[Work instruction]
Write out the data exactly from its first line onward, ending with the line in which "cell | 32 | 32 |" appears.

/---

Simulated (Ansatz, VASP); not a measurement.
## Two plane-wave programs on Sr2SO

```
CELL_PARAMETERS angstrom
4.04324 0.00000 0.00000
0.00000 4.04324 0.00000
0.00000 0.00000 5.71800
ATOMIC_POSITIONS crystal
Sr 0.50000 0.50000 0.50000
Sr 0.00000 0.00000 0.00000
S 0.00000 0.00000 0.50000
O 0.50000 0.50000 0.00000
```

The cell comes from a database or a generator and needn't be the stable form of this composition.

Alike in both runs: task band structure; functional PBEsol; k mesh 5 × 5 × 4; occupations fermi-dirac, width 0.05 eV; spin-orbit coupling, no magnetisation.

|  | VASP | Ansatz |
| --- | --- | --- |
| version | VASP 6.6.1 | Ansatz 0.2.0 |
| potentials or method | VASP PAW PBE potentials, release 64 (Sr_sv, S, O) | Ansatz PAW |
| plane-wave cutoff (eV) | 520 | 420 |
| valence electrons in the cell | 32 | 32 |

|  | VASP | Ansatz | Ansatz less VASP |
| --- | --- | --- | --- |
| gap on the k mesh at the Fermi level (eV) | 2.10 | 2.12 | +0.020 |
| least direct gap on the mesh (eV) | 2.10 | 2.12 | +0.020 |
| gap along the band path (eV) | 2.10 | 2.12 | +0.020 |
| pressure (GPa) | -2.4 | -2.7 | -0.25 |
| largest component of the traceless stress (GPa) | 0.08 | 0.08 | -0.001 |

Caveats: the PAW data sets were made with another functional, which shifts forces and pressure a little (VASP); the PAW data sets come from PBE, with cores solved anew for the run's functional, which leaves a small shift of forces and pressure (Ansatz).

\---

[Answer space]
Simulated (Ansatz, VASP); not a measurement.
## Two plane-wave programs on Sr2SO

```
CELL_PARAMETERS angstrom
4.04324 0.00000 0.00000
0.00000 4.04324 0.00000
0.00000 0.00000 5.71800
ATOMIC_POSITIONS crystal
Sr 0.50000 0.50000 0.50000
Sr 0.00000 0.00000 0.00000
S 0.00000 0.00000 0.50000
O 0.50000 0.50000 0.00000
```

The cell comes from a database or a generator and needn't be the stable form of this composition.

Alike in both runs: task band structure; functional PBEsol; k mesh 5 × 5 × 4; occupations fermi-dirac, width 0.05 eV; spin-orbit coupling, no magnetisation.

|  | VASP | Ansatz |
| --- | --- | --- |
| version | VASP 6.6.1 | Ansatz 0.2.0 |
| potentials or method | VASP PAW PBE potentials, release 64 (Sr_sv, S, O) | Ansatz PAW |
| plane-wave cutoff (eV) | 520 | 420 |
| valence electrons in the cell | 32 | 32 |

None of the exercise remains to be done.